■ Provided records:
- - -
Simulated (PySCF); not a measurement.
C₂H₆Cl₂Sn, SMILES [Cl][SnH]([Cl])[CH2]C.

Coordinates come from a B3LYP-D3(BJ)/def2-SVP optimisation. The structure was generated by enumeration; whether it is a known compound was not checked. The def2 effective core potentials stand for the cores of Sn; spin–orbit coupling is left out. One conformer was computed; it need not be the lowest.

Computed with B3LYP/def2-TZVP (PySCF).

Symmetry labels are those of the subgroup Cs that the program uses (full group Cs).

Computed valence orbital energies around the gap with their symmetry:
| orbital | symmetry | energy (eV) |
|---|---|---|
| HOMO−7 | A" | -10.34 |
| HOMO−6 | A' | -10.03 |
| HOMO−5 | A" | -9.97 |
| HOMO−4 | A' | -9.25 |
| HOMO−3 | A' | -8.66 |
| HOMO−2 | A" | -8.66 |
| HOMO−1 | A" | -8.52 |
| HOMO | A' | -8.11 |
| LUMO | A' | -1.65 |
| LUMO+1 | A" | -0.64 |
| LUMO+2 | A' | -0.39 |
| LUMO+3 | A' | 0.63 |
- - -

■ Work instruction: Write out, exactly and with nothing else, the lines of the listing above from its first line through the line with "LUMO+2 | A' | -0.39 |".

■ Reply:
Simulated (PySCF); not a measurement.
C₂H₆Cl₂Sn, SMILES [Cl][SnH]([Cl])[CH2]C.

Coordinates come from a B3LYP-D3(BJ)/def2-SVP optimisation. The structure was generated by enumeration; whether it is a known compound was not checked. The def2 effective core potentials stand for the cores of Sn; spin–orbit coupling is left out. One conformer was computed; it need not be the lowest.

Computed with B3LYP/def2-TZVP (PySCF).

Symmetry labels are those of the subgroup Cs that the program uses (full group Cs).

Computed valence orbital energies around the gap with their symmetry:
| orbital | symmetry | energy (eV) |
|---|---|---|
| HOMO−7 | A" | -10.34 |
| HOMO−6 | A' | -10.03 |
| HOMO−5 | A" | -9.97 |
| HOMO−4 | A' | -9.25 |
| HOMO−3 | A' | -8.66 |
| HOMO−2 | A" | -8.66 |
| HOMO−1 | A" | -8.52 |
| HOMO | A' | -8.11 |
| LUMO | A' | -1.65 |
| LUMO+1 | A" | -0.64 |
| LUMO+2 | A' | -0.39 |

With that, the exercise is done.